* _Assigned task_
Reproduce exactly the lines that run from the start of the records below to the line with "Worked out: A", inclusive.

* _Data extract_
——————
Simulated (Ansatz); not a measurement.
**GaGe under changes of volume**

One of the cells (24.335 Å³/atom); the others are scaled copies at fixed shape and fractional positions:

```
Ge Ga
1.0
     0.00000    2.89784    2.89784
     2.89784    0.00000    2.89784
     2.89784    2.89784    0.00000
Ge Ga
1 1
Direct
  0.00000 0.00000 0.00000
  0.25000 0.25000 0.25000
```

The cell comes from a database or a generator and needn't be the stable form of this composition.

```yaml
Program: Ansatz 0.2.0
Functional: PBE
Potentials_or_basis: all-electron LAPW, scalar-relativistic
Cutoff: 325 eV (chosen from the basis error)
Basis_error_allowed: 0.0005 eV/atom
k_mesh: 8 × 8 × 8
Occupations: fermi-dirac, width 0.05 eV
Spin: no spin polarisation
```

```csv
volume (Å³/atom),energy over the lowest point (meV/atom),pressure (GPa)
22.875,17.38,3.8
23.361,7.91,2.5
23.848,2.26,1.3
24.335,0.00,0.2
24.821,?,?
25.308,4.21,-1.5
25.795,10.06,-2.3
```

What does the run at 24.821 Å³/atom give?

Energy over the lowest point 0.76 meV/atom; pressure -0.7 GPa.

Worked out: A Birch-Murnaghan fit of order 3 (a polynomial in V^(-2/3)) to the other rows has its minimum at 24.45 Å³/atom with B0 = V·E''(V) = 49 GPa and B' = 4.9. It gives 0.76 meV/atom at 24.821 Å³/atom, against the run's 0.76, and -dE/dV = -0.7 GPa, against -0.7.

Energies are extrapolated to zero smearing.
——————

* _Solution_
Simulated (Ansatz); not a measurement.
**GaGe under changes of volume**

One of the cells (24.335 Å³/atom); the others are scaled copies at fixed shape and fractional positions:

```
Ge Ga
1.0
     0.00000    2.89784    2.89784
     2.89784    0.00000    2.89784
     2.89784    2.89784    0.00000
Ge Ga
1 1
Direct
  0.00000 0.00000 0.00000
  0.25000 0.25000 0.25000
```

The cell comes from a database or a generator and needn't be the stable form of this composition.

```yaml
Program: Ansatz 0.2.0
Functional: PBE
Potentials_or_basis: all-electron LAPW, scalar-relativistic
Cutoff: 325 eV (chosen from the basis error)
Basis_error_allowed: 0.0005 eV/atom
k_mesh: 8 × 8 × 8
Occupations: fermi-dirac, width 0.05 eV
Spin: no spin polarisation
```

```csv
volume (Å³/atom),energy over the lowest point (meV/atom),pressure (GPa)
22.875,17.38,3.8
23.361,7.91,2.5
23.848,2.26,1.3
24.335,0.00,0.2
24.821,?,?
25.308,4.21,-1.5
25.795,10.06,-2.3
```

What does the run at 24.821 Å³/atom give?

Energy over the lowest point 0.76 meV/atom; pressure -0.7 GPa.

Worked out: A Birch-Murnaghan fit of order 3 (a polynomial in V^(-2/3)) to the other rows has its minimum at 24.45 Å³/atom with B0 = V·E''(V) = 49 GPa and B' = 4.9. It gives 0.76 meV/atom at 24.821 Å³/atom, against the run's 0.76, and -dE/dV = -0.7 GPa, against -0.7.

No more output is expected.